▶ [Brief] Output the data in full. Keep every entry exactly as written.

▶ [Supplied material]
++++++++++++++++++++
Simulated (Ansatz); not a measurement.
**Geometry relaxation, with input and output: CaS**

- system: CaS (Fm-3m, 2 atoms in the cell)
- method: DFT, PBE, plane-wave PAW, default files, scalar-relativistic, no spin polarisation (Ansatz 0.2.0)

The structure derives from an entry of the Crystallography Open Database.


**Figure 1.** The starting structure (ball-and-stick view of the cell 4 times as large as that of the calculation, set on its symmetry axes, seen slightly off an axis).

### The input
++++++++++++++++++++

▶ [Task result]
Simulated (Ansatz); not a measurement.
**Geometry relaxation, with input and output: CaS**

- system: CaS (Fm-3m, 2 atoms in the cell)
- method: DFT, PBE, plane-wave PAW, default files, scalar-relativistic, no spin polarisation (Ansatz 0.2.0)

The structure derives from an entry of the Crystallography Open Database.


**Figure 1.** The starting structure (ball-and-stick view of the cell 4 times as large as that of the calculation, set on its symmetry axes, seen slightly off an axis).

### The input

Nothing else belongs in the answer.